■ **Assignment**: Please take the lines from the one holding "Relaxed with PBE." through the one holding "Cost on shared" in the data below and copy them exactly.

■ **Raw data**:

__________

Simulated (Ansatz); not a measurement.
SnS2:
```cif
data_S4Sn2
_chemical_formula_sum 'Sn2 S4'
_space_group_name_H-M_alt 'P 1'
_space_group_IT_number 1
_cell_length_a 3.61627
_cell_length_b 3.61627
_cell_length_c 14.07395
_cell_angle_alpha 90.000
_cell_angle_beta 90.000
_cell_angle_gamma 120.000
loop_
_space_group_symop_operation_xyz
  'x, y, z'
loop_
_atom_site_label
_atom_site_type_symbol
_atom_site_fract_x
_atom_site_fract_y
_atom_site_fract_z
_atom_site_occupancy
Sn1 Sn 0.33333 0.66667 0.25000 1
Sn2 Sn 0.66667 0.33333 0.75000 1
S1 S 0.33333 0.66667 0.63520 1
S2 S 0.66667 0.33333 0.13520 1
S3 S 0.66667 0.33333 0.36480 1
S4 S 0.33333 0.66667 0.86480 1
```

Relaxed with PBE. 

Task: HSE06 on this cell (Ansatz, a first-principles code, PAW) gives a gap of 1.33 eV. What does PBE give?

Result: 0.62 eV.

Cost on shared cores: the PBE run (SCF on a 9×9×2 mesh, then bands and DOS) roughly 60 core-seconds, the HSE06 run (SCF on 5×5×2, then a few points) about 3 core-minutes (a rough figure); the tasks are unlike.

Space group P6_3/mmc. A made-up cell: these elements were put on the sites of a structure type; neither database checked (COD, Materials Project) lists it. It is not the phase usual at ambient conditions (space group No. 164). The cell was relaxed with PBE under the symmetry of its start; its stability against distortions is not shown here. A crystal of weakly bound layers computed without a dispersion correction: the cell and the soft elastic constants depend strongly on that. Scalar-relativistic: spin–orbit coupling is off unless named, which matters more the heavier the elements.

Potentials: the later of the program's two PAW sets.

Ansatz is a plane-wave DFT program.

__________

■ **Written answer**:
Relaxed with PBE. 

Task: HSE06 on this cell (Ansatz, a first-principles code, PAW) gives a gap of 1.33 eV. What does PBE give?

Result: 0.62 eV.

Cost on shared cores: the PBE run (SCF on a 9×9×2 mesh, then bands and DOS) roughly 60 core-seconds, the HSE06 run (SCF on 5×5×2, then a few points) about 3 core-minutes (a rough figure); the tasks are unlike.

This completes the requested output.